_Extracted information_.
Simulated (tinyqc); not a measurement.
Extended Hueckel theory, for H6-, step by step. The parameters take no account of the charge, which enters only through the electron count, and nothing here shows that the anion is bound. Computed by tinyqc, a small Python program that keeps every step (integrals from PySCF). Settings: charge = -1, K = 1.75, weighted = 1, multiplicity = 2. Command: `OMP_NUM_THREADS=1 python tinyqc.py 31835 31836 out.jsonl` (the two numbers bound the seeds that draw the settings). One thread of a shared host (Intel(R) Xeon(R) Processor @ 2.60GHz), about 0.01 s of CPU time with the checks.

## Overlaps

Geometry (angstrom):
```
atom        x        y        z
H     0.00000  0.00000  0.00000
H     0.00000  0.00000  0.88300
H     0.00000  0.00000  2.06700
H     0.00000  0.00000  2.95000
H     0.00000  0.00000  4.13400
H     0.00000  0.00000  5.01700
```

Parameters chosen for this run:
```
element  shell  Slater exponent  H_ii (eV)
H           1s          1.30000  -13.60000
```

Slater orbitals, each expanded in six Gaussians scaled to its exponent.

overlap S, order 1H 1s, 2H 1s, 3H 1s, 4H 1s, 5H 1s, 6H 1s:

_Requirement_. Please retype the listing word for word, from its first line through the line containing "Slater orbitals, each", and add nothing else.

_Written response_.
Simulated (tinyqc); not a measurement.
Extended Hueckel theory, for H6-, step by step. The parameters take no account of the charge, which enters only through the electron count, and nothing here shows that the anion is bound. Computed by tinyqc, a small Python program that keeps every step (integrals from PySCF). Settings: charge = -1, K = 1.75, weighted = 1, multiplicity = 2. Command: `OMP_NUM_THREADS=1 python tinyqc.py 31835 31836 out.jsonl` (the two numbers bound the seeds that draw the settings). One thread of a shared host (Intel(R) Xeon(R) Processor @ 2.60GHz), about 0.01 s of CPU time with the checks.

## Overlaps

Geometry (angstrom):
```
atom        x        y        z
H     0.00000  0.00000  0.00000
H     0.00000  0.00000  0.88300
H     0.00000  0.00000  2.06700
H     0.00000  0.00000  2.95000
H     0.00000  0.00000  4.13400
H     0.00000  0.00000  5.01700
```

Parameters chosen for this run:
```
element  shell  Slater exponent  H_ii (eV)
H           1s          1.30000  -13.60000
```

Slater orbitals, each expanded in six Gaussians scaled to its exponent.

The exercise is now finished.